▶ [Data extract]
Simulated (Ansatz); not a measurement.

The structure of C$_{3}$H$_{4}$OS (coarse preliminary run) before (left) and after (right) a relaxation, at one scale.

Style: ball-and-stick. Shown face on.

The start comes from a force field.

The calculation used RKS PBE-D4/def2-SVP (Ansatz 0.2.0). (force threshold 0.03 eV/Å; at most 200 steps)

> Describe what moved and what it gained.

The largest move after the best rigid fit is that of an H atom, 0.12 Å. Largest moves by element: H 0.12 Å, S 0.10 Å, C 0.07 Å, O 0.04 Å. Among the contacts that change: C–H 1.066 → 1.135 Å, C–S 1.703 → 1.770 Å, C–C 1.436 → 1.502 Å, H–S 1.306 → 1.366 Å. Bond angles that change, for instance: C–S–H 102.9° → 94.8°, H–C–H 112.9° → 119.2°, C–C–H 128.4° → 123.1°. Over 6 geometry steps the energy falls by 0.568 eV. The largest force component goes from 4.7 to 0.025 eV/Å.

▶ [Brief] Each line from the top of the material above, through the one that contains "The start comes from a force field.", should be restated word for word.

▶ [Answer box]
Simulated (Ansatz); not a measurement.

The structure of C$_{3}$H$_{4}$OS (coarse preliminary run) before (left) and after (right) a relaxation, at one scale.

Style: ball-and-stick. Shown face on.

The start comes from a force field.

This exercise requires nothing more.